**Supplied information:**
···

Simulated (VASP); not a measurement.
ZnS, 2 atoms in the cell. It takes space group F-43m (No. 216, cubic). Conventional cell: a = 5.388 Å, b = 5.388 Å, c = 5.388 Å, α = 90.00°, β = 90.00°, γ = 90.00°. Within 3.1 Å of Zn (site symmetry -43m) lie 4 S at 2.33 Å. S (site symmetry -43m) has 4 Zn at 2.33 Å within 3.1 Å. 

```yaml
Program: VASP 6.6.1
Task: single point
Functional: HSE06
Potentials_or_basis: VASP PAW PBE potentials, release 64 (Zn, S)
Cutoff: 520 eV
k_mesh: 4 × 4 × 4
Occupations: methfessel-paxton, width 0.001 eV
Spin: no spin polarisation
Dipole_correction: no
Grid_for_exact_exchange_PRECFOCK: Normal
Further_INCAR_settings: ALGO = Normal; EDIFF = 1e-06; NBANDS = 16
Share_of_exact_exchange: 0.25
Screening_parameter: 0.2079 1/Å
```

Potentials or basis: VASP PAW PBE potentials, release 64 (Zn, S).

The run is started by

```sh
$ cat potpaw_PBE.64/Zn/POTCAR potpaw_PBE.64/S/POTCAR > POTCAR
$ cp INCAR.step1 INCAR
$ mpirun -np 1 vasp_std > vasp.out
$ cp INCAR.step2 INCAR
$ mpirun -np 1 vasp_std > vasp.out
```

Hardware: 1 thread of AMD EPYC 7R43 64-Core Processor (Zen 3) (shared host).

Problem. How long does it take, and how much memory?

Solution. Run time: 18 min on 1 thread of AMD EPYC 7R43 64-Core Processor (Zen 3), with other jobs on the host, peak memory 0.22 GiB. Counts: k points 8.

···

**Work task:** Please print the material above exactly as it appears, from its first line through the line containing "Problem. How long", inclusive, and stop there.

**Solution:**
Simulated (VASP); not a measurement.
ZnS, 2 atoms in the cell. It takes space group F-43m (No. 216, cubic). Conventional cell: a = 5.388 Å, b = 5.388 Å, c = 5.388 Å, α = 90.00°, β = 90.00°, γ = 90.00°. Within 3.1 Å of Zn (site symmetry -43m) lie 4 S at 2.33 Å. S (site symmetry -43m) has 4 Zn at 2.33 Å within 3.1 Å. 

```yaml
Program: VASP 6.6.1
Task: single point
Functional: HSE06
Potentials_or_basis: VASP PAW PBE potentials, release 64 (Zn, S)
Cutoff: 520 eV
k_mesh: 4 × 4 × 4
Occupations: methfessel-paxton, width 0.001 eV
Spin: no spin polarisation
Dipole_correction: no
Grid_for_exact_exchange_PRECFOCK: Normal
Further_INCAR_settings: ALGO = Normal; EDIFF = 1e-06; NBANDS = 16
Share_of_exact_exchange: 0.25
Screening_parameter: 0.2079 1/Å
```

Potentials or basis: VASP PAW PBE potentials, release 64 (Zn, S).

The run is started by

```sh
$ cat potpaw_PBE.64/Zn/POTCAR potpaw_PBE.64/S/POTCAR > POTCAR
$ cp INCAR.step1 INCAR
$ mpirun -np 1 vasp_std > vasp.out
$ cp INCAR.step2 INCAR
$ mpirun -np 1 vasp_std > vasp.out
```

Hardware: 1 thread of AMD EPYC 7R43 64-Core Processor (Zen 3) (shared host).

Problem. How long does it take, and how much memory?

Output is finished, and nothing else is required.